Take the entries that follow and return exactly the lines from the one holding "For 1e17 holes" through the one holding "The level lies", both included. Nothing else is needed.

◆ **Records supplied**
^^^^
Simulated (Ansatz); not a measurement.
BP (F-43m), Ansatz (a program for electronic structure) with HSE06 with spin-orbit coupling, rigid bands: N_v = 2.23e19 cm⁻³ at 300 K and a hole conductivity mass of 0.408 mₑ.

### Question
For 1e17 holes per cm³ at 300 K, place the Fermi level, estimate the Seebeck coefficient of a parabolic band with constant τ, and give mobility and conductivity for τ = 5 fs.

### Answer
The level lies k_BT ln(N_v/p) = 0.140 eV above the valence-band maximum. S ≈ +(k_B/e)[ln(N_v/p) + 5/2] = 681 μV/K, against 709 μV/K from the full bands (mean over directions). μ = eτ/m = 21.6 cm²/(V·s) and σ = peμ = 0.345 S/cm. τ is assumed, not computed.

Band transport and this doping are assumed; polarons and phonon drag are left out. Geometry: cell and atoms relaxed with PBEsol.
^^^^

◆ **Response area**
For 1e17 holes per cm³ at 300 K, place the Fermi level, estimate the Seebeck coefficient of a parabolic band with constant τ, and give mobility and conductivity for τ = 5 fs.

### Answer
The level lies k_BT ln(N_v/p) = 0.140 eV above the valence-band maximum. S ≈ +(k_B/e)[ln(N_v/p) + 5/2] = 681 μV/K, against 709 μV/K from the full bands (mean over directions). μ = eτ/m = 21.6 cm²/(V·s) and σ = peμ = 0.345 S/cm. τ is assumed, not computed.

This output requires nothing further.